• REQUIREMENT
Down to the last character, write out the records below.

• DATA SECTION
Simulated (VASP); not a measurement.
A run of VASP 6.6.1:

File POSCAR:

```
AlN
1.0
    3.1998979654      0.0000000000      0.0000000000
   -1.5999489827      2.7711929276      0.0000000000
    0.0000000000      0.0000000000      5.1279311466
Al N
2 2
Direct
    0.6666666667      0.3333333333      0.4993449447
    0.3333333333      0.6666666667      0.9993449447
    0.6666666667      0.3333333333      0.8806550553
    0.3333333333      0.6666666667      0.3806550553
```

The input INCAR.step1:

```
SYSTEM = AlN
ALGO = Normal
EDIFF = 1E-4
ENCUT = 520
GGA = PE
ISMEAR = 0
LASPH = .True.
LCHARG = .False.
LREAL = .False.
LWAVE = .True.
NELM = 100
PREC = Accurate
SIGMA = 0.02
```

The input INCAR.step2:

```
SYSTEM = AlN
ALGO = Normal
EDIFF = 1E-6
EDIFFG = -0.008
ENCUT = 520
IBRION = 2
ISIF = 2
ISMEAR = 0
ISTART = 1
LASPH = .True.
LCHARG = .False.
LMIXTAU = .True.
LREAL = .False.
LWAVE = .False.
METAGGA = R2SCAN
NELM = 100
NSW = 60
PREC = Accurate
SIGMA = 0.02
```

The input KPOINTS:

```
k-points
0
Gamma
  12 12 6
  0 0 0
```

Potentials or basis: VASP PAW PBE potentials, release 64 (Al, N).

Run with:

• YOUR SOLUTION
Simulated (VASP); not a measurement.
A run of VASP 6.6.1:

File POSCAR:

```
AlN
1.0
    3.1998979654      0.0000000000      0.0000000000
   -1.5999489827      2.7711929276      0.0000000000
    0.0000000000      0.0000000000      5.1279311466
Al N
2 2
Direct
    0.6666666667      0.3333333333      0.4993449447
    0.3333333333      0.6666666667      0.9993449447
    0.6666666667      0.3333333333      0.8806550553
    0.3333333333      0.6666666667      0.3806550553
```

The input INCAR.step1:

```
SYSTEM = AlN
ALGO = Normal
EDIFF = 1E-4
ENCUT = 520
GGA = PE
ISMEAR = 0
LASPH = .True.
LCHARG = .False.
LREAL = .False.
LWAVE = .True.
NELM = 100
PREC = Accurate
SIGMA = 0.02
```

The input INCAR.step2:

```
SYSTEM = AlN
ALGO = Normal
EDIFF = 1E-6
EDIFFG = -0.008
ENCUT = 520
IBRION = 2
ISIF = 2
ISMEAR = 0
ISTART = 1
LASPH = .True.
LCHARG = .False.
LMIXTAU = .True.
LREAL = .False.
LWAVE = .False.
METAGGA = R2SCAN
NELM = 100
NSW = 60
PREC = Accurate
SIGMA = 0.02
```

The input KPOINTS:

```
k-points
0
Gamma
  12 12 6
  0 0 0
```

Potentials or basis: VASP PAW PBE potentials, release 64 (Al, N).

Run with:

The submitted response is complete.